- **ACTION ITEM**: Repeat the listing below in full, keeping each word as given.

- **INFORMATION SUPPLIED**:
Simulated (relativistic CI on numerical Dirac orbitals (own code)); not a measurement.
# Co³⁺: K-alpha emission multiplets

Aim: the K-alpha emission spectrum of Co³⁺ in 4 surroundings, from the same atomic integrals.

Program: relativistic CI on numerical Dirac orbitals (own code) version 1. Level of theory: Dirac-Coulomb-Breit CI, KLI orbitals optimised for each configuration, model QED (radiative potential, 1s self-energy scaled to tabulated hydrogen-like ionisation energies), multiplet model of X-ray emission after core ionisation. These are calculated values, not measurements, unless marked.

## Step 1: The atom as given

- **YOUR RESPONSE**:
Simulated (relativistic CI on numerical Dirac orbitals (own code)); not a measurement.
# Co³⁺: K-alpha emission multiplets

Aim: the K-alpha emission spectrum of Co³⁺ in 4 surroundings, from the same atomic integrals.

Program: relativistic CI on numerical Dirac orbitals (own code) version 1. Level of theory: Dirac-Coulomb-Breit CI, KLI orbitals optimised for each configuration, model QED (radiative potential, 1s self-energy scaled to tabulated hydrogen-like ionisation energies), multiplet model of X-ray emission after core ionisation. These are calculated values, not measurements, unless marked.

## Step 1: The atom as given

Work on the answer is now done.